**Assignment**
Line by line, copy out the data that follows.

**Raw data**
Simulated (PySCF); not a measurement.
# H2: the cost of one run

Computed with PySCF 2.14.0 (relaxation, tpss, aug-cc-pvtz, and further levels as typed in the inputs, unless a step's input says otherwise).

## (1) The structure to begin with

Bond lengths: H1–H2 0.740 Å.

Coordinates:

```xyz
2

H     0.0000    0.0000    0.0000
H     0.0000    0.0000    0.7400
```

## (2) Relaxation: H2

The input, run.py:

**Your response**
Simulated (PySCF); not a measurement.
# H2: the cost of one run

Computed with PySCF 2.14.0 (relaxation, tpss, aug-cc-pvtz, and further levels as typed in the inputs, unless a step's input says otherwise).

## (1) The structure to begin with

Bond lengths: H1–H2 0.740 Å.

Coordinates:

```xyz
2

H     0.0000    0.0000    0.0000
H     0.0000    0.0000    0.7400
```

## (2) Relaxation: H2

The input, run.py:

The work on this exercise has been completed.